____________
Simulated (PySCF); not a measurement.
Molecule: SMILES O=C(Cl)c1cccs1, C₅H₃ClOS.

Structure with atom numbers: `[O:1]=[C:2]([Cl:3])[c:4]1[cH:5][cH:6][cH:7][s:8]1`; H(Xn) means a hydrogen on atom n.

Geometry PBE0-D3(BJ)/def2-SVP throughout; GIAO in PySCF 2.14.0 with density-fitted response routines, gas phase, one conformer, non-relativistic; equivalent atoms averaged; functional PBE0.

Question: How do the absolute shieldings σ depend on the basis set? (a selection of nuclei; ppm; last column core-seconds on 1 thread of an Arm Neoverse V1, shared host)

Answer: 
____________

All records are to be written out exactly.

Simulated (PySCF); not a measurement.
Molecule: SMILES O=C(Cl)c1cccs1, C₅H₃ClOS.

Structure with atom numbers: `[O:1]=[C:2]([Cl:3])[c:4]1[cH:5][cH:6][cH:7][s:8]1`; H(Xn) means a hydrogen on atom n.

Geometry PBE0-D3(BJ)/def2-SVP throughout; GIAO in PySCF 2.14.0 with density-fitted response routines, gas phase, one conformer, non-relativistic; equivalent atoms averaged; functional PBE0.

Question: How do the absolute shieldings σ depend on the basis set? (a selection of nuclei; ppm; last column core-seconds on 1 thread of an Arm Neoverse V1, shared host)

Answer: 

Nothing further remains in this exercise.